§ **Information provided**
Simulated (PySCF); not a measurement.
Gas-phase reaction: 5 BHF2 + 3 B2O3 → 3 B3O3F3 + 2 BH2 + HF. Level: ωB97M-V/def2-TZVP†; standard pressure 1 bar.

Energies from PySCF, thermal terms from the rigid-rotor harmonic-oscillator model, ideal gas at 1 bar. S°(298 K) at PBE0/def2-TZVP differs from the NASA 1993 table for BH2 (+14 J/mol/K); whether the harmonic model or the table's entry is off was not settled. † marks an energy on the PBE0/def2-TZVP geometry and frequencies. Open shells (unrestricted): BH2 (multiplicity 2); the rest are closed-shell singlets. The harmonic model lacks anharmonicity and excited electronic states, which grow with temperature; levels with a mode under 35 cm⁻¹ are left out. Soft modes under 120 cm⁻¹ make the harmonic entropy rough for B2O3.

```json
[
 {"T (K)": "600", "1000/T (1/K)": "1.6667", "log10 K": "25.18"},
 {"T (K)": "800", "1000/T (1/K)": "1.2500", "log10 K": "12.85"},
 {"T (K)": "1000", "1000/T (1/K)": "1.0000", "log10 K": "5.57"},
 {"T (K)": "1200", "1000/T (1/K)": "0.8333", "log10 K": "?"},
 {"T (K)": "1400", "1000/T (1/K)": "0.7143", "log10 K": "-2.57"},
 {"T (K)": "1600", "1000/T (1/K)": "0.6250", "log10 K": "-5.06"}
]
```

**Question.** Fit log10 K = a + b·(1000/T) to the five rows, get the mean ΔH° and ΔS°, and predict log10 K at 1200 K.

§ **Work item**
Write out an exact copy of every record shown above.

§ **Answer box**
Simulated (PySCF); not a measurement.
Gas-phase reaction: 5 BHF2 + 3 B2O3 → 3 B3O3F3 + 2 BH2 + HF. Level: ωB97M-V/def2-TZVP†; standard pressure 1 bar.

Energies from PySCF, thermal terms from the rigid-rotor harmonic-oscillator model, ideal gas at 1 bar. S°(298 K) at PBE0/def2-TZVP differs from the NASA 1993 table for BH2 (+14 J/mol/K); whether the harmonic model or the table's entry is off was not settled. † marks an energy on the PBE0/def2-TZVP geometry and frequencies. Open shells (unrestricted): BH2 (multiplicity 2); the rest are closed-shell singlets. The harmonic model lacks anharmonicity and excited electronic states, which grow with temperature; levels with a mode under 35 cm⁻¹ are left out. Soft modes under 120 cm⁻¹ make the harmonic entropy rough for B2O3.

```json
[
 {"T (K)": "600", "1000/T (1/K)": "1.6667", "log10 K": "25.18"},
 {"T (K)": "800", "1000/T (1/K)": "1.2500", "log10 K": "12.85"},
 {"T (K)": "1000", "1000/T (1/K)": "1.0000", "log10 K": "5.57"},
 {"T (K)": "1200", "1000/T (1/K)": "0.8333", "log10 K": "?"},
 {"T (K)": "1400", "1000/T (1/K)": "0.7143", "log10 K": "-2.57"},
 {"T (K)": "1600", "1000/T (1/K)": "0.6250", "log10 K": "-5.06"}
]
```

**Question.** Fit log10 K = a + b·(1000/T) to the five rows, get the mean ΔH° and ΔS°, and predict log10 K at 1200 K.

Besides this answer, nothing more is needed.